Work task - Write out the data below in full, please. Keep every character as given.

Study material -
[Start of Attachment]

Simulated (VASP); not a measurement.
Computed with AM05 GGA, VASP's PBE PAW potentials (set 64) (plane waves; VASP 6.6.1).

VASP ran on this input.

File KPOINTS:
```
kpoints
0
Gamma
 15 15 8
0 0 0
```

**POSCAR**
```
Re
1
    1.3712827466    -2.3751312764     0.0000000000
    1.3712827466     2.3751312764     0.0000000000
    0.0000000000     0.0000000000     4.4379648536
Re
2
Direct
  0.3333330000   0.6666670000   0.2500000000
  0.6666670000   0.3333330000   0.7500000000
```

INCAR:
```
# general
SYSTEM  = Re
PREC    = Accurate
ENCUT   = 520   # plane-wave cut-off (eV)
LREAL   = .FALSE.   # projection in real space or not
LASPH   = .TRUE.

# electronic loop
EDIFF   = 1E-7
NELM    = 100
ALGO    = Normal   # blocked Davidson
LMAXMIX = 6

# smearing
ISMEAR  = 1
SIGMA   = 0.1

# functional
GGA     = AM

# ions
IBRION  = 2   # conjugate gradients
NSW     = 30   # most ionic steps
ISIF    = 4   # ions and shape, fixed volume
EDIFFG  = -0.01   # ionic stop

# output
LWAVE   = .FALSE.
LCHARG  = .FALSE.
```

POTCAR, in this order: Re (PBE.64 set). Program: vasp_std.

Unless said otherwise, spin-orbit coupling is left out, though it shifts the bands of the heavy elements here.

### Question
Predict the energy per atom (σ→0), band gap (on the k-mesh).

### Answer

[End of Attachment]

Task answer -
Simulated (VASP); not a measurement.
Computed with AM05 GGA, VASP's PBE PAW potentials (set 64) (plane waves; VASP 6.6.1).

VASP ran on this input.

File KPOINTS:
```
kpoints
0
Gamma
 15 15 8
0 0 0
```

**POSCAR**
```
Re
1
    1.3712827466    -2.3751312764     0.0000000000
    1.3712827466     2.3751312764     0.0000000000
    0.0000000000     0.0000000000     4.4379648536
Re
2
Direct
  0.3333330000   0.6666670000   0.2500000000
  0.6666670000   0.3333330000   0.7500000000
```

INCAR:
```
# general
SYSTEM  = Re
PREC    = Accurate
ENCUT   = 520   # plane-wave cut-off (eV)
LREAL   = .FALSE.   # projection in real space or not
LASPH   = .TRUE.

# electronic loop
EDIFF   = 1E-7
NELM    = 100
ALGO    = Normal   # blocked Davidson
LMAXMIX = 6

# smearing
ISMEAR  = 1
SIGMA   = 0.1

# functional
GGA     = AM

# ions
IBRION  = 2   # conjugate gradients
NSW     = 30   # most ionic steps
ISIF    = 4   # ions and shape, fixed volume
EDIFFG  = -0.01   # ionic stop

# output
LWAVE   = .FALSE.
LCHARG  = .FALSE.
```

POTCAR, in this order: Re (PBE.64 set). Program: vasp_std.

Unless said otherwise, spin-orbit coupling is left out, though it shifts the bands of the heavy elements here.

### Question
Predict the energy per atom (σ→0), band gap (on the k-mesh).

### Answer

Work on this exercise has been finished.